ACTIVITY: Copy every record exactly.

Top of INFORMATION GIVEN

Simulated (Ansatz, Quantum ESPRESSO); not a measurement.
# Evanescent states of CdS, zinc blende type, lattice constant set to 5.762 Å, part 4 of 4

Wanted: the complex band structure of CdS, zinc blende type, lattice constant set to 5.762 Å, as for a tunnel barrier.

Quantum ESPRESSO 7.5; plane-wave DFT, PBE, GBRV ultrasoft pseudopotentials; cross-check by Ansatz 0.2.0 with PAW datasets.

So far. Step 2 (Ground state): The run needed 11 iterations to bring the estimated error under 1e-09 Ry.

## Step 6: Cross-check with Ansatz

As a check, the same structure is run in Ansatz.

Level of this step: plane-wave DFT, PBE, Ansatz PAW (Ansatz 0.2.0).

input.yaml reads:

Bottom of INFORMATION GIVEN

TASK SOLUTION:
Simulated (Ansatz, Quantum ESPRESSO); not a measurement.
# Evanescent states of CdS, zinc blende type, lattice constant set to 5.762 Å, part 4 of 4

Wanted: the complex band structure of CdS, zinc blende type, lattice constant set to 5.762 Å, as for a tunnel barrier.

Quantum ESPRESSO 7.5; plane-wave DFT, PBE, GBRV ultrasoft pseudopotentials; cross-check by Ansatz 0.2.0 with PAW datasets.

So far. Step 2 (Ground state): The run needed 11 iterations to bring the estimated error under 1e-09 Ry.

## Step 6: Cross-check with Ansatz

As a check, the same structure is run in Ansatz.

Level of this step: plane-wave DFT, PBE, Ansatz PAW (Ansatz 0.2.0).

input.yaml reads:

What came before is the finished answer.